BEGIN GIVEN RECORDS

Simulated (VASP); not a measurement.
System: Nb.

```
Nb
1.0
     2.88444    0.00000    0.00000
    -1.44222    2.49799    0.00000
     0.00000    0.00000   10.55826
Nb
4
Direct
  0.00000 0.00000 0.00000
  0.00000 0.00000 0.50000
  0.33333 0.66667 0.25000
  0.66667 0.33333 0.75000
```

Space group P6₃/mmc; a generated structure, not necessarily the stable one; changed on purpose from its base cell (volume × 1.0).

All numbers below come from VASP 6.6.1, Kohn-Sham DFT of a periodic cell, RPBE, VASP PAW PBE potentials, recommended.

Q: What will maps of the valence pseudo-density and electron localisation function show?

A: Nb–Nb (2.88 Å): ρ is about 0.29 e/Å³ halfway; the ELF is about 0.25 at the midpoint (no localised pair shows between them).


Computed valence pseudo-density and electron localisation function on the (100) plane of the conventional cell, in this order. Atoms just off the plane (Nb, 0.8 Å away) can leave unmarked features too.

END GIVEN RECORDS

# WORK INSTRUCTION:
Your task is to restate, word for word, the lines from the beginning of the records to the line with "Q: What will", inclusive.

# TASK ANSWER:
Simulated (VASP); not a measurement.
System: Nb.

```
Nb
1.0
     2.88444    0.00000    0.00000
    -1.44222    2.49799    0.00000
     0.00000    0.00000   10.55826
Nb
4
Direct
  0.00000 0.00000 0.00000
  0.00000 0.00000 0.50000
  0.33333 0.66667 0.25000
  0.66667 0.33333 0.75000
```

Space group P6₃/mmc; a generated structure, not necessarily the stable one; changed on purpose from its base cell (volume × 1.0).

All numbers below come from VASP 6.6.1, Kohn-Sham DFT of a periodic cell, RPBE, VASP PAW PBE potentials, recommended.

Q: What will maps of the valence pseudo-density and electron localisation function show?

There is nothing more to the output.